**ACTIVITY**
Only an exact repetition of the entries will do.

**STUDY MATERIAL**
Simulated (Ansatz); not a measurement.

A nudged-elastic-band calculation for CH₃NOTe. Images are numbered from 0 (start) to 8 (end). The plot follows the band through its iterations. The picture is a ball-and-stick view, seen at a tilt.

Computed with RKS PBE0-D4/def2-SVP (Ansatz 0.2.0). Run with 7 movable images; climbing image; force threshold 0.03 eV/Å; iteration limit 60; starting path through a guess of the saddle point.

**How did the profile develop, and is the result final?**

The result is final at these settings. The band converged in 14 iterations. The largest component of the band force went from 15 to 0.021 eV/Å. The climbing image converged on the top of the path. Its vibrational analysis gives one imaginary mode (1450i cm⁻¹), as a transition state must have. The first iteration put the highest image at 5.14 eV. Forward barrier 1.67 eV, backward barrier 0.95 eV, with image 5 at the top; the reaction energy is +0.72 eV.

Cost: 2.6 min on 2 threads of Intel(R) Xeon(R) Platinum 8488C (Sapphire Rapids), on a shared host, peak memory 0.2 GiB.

**RESULT**
Simulated (Ansatz); not a measurement.

A nudged-elastic-band calculation for CH₃NOTe. Images are numbered from 0 (start) to 8 (end). The plot follows the band through its iterations. The picture is a ball-and-stick view, seen at a tilt.

Computed with RKS PBE0-D4/def2-SVP (Ansatz 0.2.0). Run with 7 movable images; climbing image; force threshold 0.03 eV/Å; iteration limit 60; starting path through a guess of the saddle point.

**How did the profile develop, and is the result final?**

The result is final at these settings. The band converged in 14 iterations. The largest component of the band force went from 15 to 0.021 eV/Å. The climbing image converged on the top of the path. Its vibrational analysis gives one imaginary mode (1450i cm⁻¹), as a transition state must have. The first iteration put the highest image at 5.14 eV. Forward barrier 1.67 eV, backward barrier 0.95 eV, with image 5 at the top; the reaction energy is +0.72 eV.

Cost: 2.6 min on 2 threads of Intel(R) Xeon(R) Platinum 8488C (Sapphire Rapids), on a shared host, peak memory 0.2 GiB.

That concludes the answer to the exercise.